WORK INSTRUCTION = In the records below, find the line holding "1 | 22518 |" and the line holding "from the ion.". Set down both, with every line between them, exactly.

-*-

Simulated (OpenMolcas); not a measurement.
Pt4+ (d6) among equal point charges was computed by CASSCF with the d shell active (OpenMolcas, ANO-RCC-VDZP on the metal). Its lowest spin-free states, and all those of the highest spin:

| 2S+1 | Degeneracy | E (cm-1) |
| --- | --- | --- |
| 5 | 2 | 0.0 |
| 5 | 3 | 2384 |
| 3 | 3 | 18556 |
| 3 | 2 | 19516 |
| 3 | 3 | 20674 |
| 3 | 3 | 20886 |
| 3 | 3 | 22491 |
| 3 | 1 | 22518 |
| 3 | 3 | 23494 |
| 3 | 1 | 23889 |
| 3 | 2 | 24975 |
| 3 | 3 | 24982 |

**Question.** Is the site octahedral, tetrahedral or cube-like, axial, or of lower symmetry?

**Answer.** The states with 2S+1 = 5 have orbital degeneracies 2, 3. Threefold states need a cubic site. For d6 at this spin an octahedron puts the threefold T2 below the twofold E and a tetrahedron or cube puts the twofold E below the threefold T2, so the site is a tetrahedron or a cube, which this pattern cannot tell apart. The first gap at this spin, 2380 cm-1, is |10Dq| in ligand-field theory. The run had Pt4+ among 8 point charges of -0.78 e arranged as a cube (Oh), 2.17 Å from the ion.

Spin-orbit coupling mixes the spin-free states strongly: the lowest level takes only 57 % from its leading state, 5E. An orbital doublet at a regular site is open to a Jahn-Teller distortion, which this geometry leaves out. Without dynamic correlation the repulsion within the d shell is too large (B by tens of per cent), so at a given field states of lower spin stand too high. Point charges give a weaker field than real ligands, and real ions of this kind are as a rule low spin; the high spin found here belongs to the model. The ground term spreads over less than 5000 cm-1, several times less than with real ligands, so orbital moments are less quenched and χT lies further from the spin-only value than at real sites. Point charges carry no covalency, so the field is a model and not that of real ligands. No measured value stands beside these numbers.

-*-

REPLY =
| 3 | 1 | 22518 |
| 3 | 3 | 23494 |
| 3 | 1 | 23889 |
| 3 | 2 | 24975 |
| 3 | 3 | 24982 |

**Question.** Is the site octahedral, tetrahedral or cube-like, axial, or of lower symmetry?

**Answer.** The states with 2S+1 = 5 have orbital degeneracies 2, 3. Threefold states need a cubic site. For d6 at this spin an octahedron puts the threefold T2 below the twofold E and a tetrahedron or cube puts the twofold E below the threefold T2, so the site is a tetrahedron or a cube, which this pattern cannot tell apart. The first gap at this spin, 2380 cm-1, is |10Dq| in ligand-field theory. The run had Pt4+ among 8 point charges of -0.78 e arranged as a cube (Oh), 2.17 Å from the ion.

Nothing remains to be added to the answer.